[ACTION ITEM] Please print the entries below exactly, from the line with "Dipole correction: no" through the line with "The pressure is -11.8 GPa.", including both of those lines and leaving out all others.

[RECORDS SHOWN]

______

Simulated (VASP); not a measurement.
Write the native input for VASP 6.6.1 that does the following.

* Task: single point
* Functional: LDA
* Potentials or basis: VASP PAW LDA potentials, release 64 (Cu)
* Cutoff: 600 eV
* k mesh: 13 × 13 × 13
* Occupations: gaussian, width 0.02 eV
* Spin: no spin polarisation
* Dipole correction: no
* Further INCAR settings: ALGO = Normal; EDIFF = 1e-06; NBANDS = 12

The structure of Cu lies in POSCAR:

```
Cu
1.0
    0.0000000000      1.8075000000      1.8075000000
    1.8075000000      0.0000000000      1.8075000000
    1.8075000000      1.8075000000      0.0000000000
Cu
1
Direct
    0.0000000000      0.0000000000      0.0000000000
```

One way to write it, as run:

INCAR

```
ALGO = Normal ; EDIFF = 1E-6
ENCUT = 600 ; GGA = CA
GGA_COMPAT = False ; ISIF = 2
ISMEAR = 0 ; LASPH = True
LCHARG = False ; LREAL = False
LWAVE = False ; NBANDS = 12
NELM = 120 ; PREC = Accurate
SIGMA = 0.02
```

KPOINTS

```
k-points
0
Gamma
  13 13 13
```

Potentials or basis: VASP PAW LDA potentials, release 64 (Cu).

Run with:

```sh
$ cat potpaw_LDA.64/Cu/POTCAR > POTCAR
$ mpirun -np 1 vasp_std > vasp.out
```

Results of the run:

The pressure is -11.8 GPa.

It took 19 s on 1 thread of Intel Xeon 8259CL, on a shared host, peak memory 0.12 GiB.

______

[ANSWER BOX]
* Dipole correction: no
* Further INCAR settings: ALGO = Normal; EDIFF = 1e-06; NBANDS = 12

The structure of Cu lies in POSCAR:

```
Cu
1.0
    0.0000000000      1.8075000000      1.8075000000
    1.8075000000      0.0000000000      1.8075000000
    1.8075000000      1.8075000000      0.0000000000
Cu
1
Direct
    0.0000000000      0.0000000000      0.0000000000
```

One way to write it, as run:

INCAR

```
ALGO = Normal ; EDIFF = 1E-6
ENCUT = 600 ; GGA = CA
GGA_COMPAT = False ; ISIF = 2
ISMEAR = 0 ; LASPH = True
LCHARG = False ; LREAL = False
LWAVE = False ; NBANDS = 12
NELM = 120 ; PREC = Accurate
SIGMA = 0.02
```

KPOINTS

```
k-points
0
Gamma
  13 13 13
```

Potentials or basis: VASP PAW LDA potentials, release 64 (Cu).

Run with:

```sh
$ cat potpaw_LDA.64/Cu/POTCAR > POTCAR
$ mpirun -np 1 vasp_std > vasp.out
```

Results of the run:

The pressure is -11.8 GPa.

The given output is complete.